*REQUIREMENT*
The records are to be restated in their entirety, word for word.

*DATA SUPPLIED*
::::::::::

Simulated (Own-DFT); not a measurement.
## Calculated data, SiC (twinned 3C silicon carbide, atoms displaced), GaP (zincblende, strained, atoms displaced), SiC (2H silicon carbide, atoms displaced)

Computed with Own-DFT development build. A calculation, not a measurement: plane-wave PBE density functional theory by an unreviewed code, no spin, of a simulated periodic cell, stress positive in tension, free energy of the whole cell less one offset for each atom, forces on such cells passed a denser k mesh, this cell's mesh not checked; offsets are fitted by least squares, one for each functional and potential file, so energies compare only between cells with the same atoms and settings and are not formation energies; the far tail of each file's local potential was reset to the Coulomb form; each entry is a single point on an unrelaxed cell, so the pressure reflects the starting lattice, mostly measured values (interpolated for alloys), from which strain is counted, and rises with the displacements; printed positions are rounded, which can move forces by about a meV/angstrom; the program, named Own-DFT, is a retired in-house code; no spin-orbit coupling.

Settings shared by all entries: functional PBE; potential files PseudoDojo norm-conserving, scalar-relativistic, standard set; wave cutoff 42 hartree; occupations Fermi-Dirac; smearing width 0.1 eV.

::::::::::

*TASK OUTPUT*
Simulated (Own-DFT); not a measurement.
## Calculated data, SiC (twinned 3C silicon carbide, atoms displaced), GaP (zincblende, strained, atoms displaced), SiC (2H silicon carbide, atoms displaced)

Computed with Own-DFT development build. A calculation, not a measurement: plane-wave PBE density functional theory by an unreviewed code, no spin, of a simulated periodic cell, stress positive in tension, free energy of the whole cell less one offset for each atom, forces on such cells passed a denser k mesh, this cell's mesh not checked; offsets are fitted by least squares, one for each functional and potential file, so energies compare only between cells with the same atoms and settings and are not formation energies; the far tail of each file's local potential was reset to the Coulomb form; each entry is a single point on an unrelaxed cell, so the pressure reflects the starting lattice, mostly measured values (interpolated for alloys), from which strain is counted, and rises with the displacements; printed positions are rounded, which can move forces by about a meV/angstrom; the program, named Own-DFT, is a retired in-house code; no spin-orbit coupling.

Settings shared by all entries: functional PBE; potential files PseudoDojo norm-conserving, scalar-relativistic, standard set; wave cutoff 42 hartree; occupations Fermi-Dirac; smearing width 0.1 eV.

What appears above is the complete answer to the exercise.